========================================================================

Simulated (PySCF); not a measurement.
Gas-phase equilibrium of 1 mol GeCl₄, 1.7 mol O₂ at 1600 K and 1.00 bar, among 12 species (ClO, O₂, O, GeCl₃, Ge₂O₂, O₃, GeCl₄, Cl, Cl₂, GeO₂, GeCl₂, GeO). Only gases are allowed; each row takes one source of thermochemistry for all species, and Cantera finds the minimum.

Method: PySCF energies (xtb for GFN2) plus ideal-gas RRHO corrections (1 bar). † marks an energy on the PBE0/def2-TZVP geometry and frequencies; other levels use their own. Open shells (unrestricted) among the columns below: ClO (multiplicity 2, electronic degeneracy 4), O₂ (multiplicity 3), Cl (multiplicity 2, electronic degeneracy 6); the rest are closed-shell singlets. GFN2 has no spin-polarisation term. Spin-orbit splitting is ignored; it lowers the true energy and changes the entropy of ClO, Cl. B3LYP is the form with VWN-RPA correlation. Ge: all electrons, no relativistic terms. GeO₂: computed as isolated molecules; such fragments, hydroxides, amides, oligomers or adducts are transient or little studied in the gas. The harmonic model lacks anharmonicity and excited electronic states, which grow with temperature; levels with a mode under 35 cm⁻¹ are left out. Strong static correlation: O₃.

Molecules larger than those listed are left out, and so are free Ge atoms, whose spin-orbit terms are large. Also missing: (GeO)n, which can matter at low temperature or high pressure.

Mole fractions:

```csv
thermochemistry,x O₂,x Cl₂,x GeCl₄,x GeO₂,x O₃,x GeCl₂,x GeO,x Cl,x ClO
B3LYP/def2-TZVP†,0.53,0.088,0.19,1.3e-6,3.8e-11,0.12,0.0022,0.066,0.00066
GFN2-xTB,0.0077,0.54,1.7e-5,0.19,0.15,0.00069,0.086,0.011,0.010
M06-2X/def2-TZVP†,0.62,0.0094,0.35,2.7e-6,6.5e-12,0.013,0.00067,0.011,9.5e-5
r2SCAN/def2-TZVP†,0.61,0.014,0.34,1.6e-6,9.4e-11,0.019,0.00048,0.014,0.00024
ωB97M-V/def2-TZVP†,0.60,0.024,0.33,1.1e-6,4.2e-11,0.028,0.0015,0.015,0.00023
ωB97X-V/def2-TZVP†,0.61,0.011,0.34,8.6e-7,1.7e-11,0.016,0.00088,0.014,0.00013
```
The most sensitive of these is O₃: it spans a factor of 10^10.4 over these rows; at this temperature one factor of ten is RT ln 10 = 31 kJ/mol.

========================================================================

Print exactly the lines from the beginning of the entries through the line with "Gas-phase equilibrium of". Output nothing more.

Simulated (PySCF); not a measurement.
Gas-phase equilibrium of 1 mol GeCl₄, 1.7 mol O₂ at 1600 K and 1.00 bar, among 12 species (ClO, O₂, O, GeCl₃, Ge₂O₂, O₃, GeCl₄, Cl, Cl₂, GeO₂, GeCl₂, GeO). Only gases are allowed; each row takes one source of thermochemistry for all species, and Cantera finds the minimum.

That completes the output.